| SUPPLIED RECORDS |
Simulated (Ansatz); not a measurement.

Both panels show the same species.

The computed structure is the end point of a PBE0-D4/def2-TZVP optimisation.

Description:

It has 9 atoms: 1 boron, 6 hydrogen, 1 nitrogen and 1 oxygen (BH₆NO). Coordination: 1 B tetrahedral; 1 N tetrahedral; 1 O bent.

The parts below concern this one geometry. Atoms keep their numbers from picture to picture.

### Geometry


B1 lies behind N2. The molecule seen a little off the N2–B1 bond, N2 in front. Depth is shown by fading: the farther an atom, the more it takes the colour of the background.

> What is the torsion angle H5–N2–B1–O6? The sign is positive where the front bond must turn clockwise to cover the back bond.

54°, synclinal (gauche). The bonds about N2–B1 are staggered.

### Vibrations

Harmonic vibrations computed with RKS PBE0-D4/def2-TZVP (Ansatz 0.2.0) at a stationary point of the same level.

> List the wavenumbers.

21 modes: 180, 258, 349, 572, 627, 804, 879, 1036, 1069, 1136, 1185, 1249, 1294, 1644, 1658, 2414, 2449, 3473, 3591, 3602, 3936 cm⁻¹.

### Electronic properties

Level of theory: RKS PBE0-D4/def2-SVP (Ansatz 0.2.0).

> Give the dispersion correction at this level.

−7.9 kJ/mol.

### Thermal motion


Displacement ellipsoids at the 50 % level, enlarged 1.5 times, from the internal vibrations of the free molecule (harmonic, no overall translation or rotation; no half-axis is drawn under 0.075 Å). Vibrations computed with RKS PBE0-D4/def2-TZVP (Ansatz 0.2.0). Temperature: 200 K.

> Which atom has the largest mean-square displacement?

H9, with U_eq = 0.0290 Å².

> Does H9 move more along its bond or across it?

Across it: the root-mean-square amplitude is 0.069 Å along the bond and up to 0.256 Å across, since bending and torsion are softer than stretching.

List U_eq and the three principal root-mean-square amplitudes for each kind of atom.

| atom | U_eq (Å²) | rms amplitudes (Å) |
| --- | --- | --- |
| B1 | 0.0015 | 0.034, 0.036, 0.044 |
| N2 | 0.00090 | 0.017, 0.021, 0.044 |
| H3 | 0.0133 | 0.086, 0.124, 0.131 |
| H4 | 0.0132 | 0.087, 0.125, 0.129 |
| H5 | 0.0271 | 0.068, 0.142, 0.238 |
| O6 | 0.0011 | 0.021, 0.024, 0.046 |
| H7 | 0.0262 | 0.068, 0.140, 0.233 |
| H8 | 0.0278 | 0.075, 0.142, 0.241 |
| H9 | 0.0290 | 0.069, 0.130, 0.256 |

| WORK INSTRUCTION |
Your output should be the listing's lines, exact and complete, from its first line to the line that contains "### Vibrations", inclusive.

| WRITTEN REPLY |
Simulated (Ansatz); not a measurement.

Both panels show the same species.

The computed structure is the end point of a PBE0-D4/def2-TZVP optimisation.

Description:

It has 9 atoms: 1 boron, 6 hydrogen, 1 nitrogen and 1 oxygen (BH₆NO). Coordination: 1 B tetrahedral; 1 N tetrahedral; 1 O bent.

The parts below concern this one geometry. Atoms keep their numbers from picture to picture.

### Geometry


B1 lies behind N2. The molecule seen a little off the N2–B1 bond, N2 in front. Depth is shown by fading: the farther an atom, the more it takes the colour of the background.

> What is the torsion angle H5–N2–B1–O6? The sign is positive where the front bond must turn clockwise to cover the back bond.

54°, synclinal (gauche). The bonds about N2–B1 are staggered.

### Vibrations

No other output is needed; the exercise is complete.